Recorded information:
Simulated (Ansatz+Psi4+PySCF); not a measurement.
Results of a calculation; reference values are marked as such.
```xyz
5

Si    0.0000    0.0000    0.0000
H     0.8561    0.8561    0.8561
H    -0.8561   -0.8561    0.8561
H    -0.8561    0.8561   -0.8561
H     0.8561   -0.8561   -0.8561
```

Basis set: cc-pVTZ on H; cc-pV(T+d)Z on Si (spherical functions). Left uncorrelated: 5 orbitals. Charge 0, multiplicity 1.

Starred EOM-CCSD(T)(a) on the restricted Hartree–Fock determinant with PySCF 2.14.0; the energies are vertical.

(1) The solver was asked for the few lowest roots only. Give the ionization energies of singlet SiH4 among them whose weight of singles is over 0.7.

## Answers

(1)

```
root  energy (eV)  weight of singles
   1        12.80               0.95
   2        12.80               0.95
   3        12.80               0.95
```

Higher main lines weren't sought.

Action item: Copy nothing beyond the line containing "Starred EOM-CCSD(T)(a) on". Transcribe exactly from the first line of the entries down to that line, inclusive.

Exercise output:
Simulated (Ansatz+Psi4+PySCF); not a measurement.
Results of a calculation; reference values are marked as such.
```xyz
5

Si    0.0000    0.0000    0.0000
H     0.8561    0.8561    0.8561
H    -0.8561   -0.8561    0.8561
H    -0.8561    0.8561   -0.8561
H     0.8561   -0.8561   -0.8561
```

Basis set: cc-pVTZ on H; cc-pV(T+d)Z on Si (spherical functions). Left uncorrelated: 5 orbitals. Charge 0, multiplicity 1.

Starred EOM-CCSD(T)(a) on the restricted Hartree–Fock determinant with PySCF 2.14.0; the energies are vertical.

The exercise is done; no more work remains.